== Required action ==
In the entries below, find the line with "34 | 35 | 36 |" and the line with "Bands cross the". Return those two lines and all lines between them, exactly.

——

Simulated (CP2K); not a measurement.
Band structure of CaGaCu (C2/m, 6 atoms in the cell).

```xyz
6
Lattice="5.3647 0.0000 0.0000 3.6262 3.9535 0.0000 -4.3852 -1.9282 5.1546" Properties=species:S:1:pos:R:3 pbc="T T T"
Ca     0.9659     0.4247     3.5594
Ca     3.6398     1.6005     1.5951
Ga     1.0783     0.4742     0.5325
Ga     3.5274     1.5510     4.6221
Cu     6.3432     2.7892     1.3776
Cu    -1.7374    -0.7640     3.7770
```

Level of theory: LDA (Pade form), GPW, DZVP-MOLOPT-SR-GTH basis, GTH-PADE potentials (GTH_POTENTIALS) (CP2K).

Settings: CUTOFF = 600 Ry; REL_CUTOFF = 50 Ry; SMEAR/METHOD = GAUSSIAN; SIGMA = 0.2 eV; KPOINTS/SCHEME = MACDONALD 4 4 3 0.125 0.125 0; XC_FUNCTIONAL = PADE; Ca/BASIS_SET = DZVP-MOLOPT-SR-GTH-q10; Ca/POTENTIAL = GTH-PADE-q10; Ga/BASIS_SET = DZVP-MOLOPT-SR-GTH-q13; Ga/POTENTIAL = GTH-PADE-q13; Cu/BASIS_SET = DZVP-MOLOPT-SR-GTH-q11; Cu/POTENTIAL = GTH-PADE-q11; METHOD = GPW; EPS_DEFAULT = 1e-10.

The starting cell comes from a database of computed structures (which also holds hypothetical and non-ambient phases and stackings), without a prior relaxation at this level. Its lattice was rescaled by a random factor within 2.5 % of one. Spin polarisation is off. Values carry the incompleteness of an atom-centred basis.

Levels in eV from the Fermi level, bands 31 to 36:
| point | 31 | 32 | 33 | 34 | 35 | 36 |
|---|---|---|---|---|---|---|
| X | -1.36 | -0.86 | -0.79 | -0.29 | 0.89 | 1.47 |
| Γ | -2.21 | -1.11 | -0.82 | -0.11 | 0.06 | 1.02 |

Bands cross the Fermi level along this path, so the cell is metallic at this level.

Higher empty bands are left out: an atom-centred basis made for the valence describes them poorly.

——

== Task answer ==
| point | 31 | 32 | 33 | 34 | 35 | 36 |
|---|---|---|---|---|---|---|
| X | -1.36 | -0.86 | -0.79 | -0.29 | 0.89 | 1.47 |
| Γ | -2.21 | -1.11 | -0.82 | -0.11 | 0.06 | 1.02 |

Bands cross the Fermi level along this path, so the cell is metallic at this level.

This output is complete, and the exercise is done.